▶ Information given
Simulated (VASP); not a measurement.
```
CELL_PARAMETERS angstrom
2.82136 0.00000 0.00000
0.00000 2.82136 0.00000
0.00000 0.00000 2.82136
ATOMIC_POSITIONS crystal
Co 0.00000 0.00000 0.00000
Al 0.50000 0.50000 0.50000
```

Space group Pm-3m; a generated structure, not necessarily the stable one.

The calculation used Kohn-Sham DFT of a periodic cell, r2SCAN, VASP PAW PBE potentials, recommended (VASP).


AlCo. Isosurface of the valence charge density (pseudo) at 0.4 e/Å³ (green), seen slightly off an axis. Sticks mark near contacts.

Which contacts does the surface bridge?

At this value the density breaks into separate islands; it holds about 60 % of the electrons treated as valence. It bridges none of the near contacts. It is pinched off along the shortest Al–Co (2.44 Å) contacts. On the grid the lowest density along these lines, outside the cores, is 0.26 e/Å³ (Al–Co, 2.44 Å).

▶ Exercise
Begin at the first line of the records above and restate each line word for word, stopping after the line with "Which contacts does the surface bridge?".

▶ Exercise solution
Simulated (VASP); not a measurement.
```
CELL_PARAMETERS angstrom
2.82136 0.00000 0.00000
0.00000 2.82136 0.00000
0.00000 0.00000 2.82136
ATOMIC_POSITIONS crystal
Co 0.00000 0.00000 0.00000
Al 0.50000 0.50000 0.50000
```

Space group Pm-3m; a generated structure, not necessarily the stable one.

The calculation used Kohn-Sham DFT of a periodic cell, r2SCAN, VASP PAW PBE potentials, recommended (VASP).


AlCo. Isosurface of the valence charge density (pseudo) at 0.4 e/Å³ (green), seen slightly off an axis. Sticks mark near contacts.

Which contacts does the surface bridge?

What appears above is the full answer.